------------

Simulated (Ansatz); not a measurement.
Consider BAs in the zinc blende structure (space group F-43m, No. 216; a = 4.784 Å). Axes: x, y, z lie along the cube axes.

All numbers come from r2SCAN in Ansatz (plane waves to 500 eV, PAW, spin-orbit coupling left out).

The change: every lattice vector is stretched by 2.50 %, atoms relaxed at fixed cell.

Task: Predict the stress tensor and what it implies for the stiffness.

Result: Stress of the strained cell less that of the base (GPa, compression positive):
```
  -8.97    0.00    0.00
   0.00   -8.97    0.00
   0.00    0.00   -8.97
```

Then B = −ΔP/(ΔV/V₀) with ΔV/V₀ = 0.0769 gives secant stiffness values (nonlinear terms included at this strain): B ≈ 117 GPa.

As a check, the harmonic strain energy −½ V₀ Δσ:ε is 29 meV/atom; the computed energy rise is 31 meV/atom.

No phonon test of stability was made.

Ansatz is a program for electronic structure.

------------

## Requirement
Verbatim output is expected for the lines from the start of the data to the line in which "The change: every" appears, both included.

## Problem solution
Simulated (Ansatz); not a measurement.
Consider BAs in the zinc blende structure (space group F-43m, No. 216; a = 4.784 Å). Axes: x, y, z lie along the cube axes.

All numbers come from r2SCAN in Ansatz (plane waves to 500 eV, PAW, spin-orbit coupling left out).

The change: every lattice vector is stretched by 2.50 %, atoms relaxed at fixed cell.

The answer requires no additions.